++++++

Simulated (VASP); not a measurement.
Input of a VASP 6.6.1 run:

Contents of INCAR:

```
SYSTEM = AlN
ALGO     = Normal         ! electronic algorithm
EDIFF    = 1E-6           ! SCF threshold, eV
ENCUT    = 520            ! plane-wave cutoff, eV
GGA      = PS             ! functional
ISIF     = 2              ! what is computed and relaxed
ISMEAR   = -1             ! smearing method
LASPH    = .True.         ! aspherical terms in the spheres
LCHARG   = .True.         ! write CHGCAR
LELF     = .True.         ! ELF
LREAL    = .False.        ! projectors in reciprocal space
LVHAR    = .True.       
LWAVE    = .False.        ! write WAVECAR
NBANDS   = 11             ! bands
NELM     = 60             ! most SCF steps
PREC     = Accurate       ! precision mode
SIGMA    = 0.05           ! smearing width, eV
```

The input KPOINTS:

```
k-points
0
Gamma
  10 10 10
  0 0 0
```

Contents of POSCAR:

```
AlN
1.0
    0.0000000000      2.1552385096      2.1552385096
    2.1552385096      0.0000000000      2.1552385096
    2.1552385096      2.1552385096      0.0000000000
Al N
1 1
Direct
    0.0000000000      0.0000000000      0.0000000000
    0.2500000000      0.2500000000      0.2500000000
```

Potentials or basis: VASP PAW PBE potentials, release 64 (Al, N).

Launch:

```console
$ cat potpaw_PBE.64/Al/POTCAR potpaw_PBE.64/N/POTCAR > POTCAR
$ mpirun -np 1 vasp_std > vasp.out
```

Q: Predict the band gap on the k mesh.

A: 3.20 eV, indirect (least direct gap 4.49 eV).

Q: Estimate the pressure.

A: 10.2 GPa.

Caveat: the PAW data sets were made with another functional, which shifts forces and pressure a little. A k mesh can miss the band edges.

++++++

Reproduce only what lies between the start of the listing above and the end of the line containing "A: 10.2 GPa.", keeping every line exact.

**SOLUTION**
Simulated (VASP); not a measurement.
Input of a VASP 6.6.1 run:

Contents of INCAR:

```
SYSTEM = AlN
ALGO     = Normal         ! electronic algorithm
EDIFF    = 1E-6           ! SCF threshold, eV
ENCUT    = 520            ! plane-wave cutoff, eV
GGA      = PS             ! functional
ISIF     = 2              ! what is computed and relaxed
ISMEAR   = -1             ! smearing method
LASPH    = .True.         ! aspherical terms in the spheres
LCHARG   = .True.         ! write CHGCAR
LELF     = .True.         ! ELF
LREAL    = .False.        ! projectors in reciprocal space
LVHAR    = .True.       
LWAVE    = .False.        ! write WAVECAR
NBANDS   = 11             ! bands
NELM     = 60             ! most SCF steps
PREC     = Accurate       ! precision mode
SIGMA    = 0.05           ! smearing width, eV
```

The input KPOINTS:

```
k-points
0
Gamma
  10 10 10
  0 0 0
```

Contents of POSCAR:

```
AlN
1.0
    0.0000000000      2.1552385096      2.1552385096
    2.1552385096      0.0000000000      2.1552385096
    2.1552385096      2.1552385096      0.0000000000
Al N
1 1
Direct
    0.0000000000      0.0000000000      0.0000000000
    0.2500000000      0.2500000000      0.2500000000
```

Potentials or basis: VASP PAW PBE potentials, release 64 (Al, N).

Launch:

```console
$ cat potpaw_PBE.64/Al/POTCAR potpaw_PBE.64/N/POTCAR > POTCAR
$ mpirun -np 1 vasp_std > vasp.out
```

Q: Predict the band gap on the k mesh.

A: 3.20 eV, indirect (least direct gap 4.49 eV).

Q: Estimate the pressure.

A: 10.2 GPa.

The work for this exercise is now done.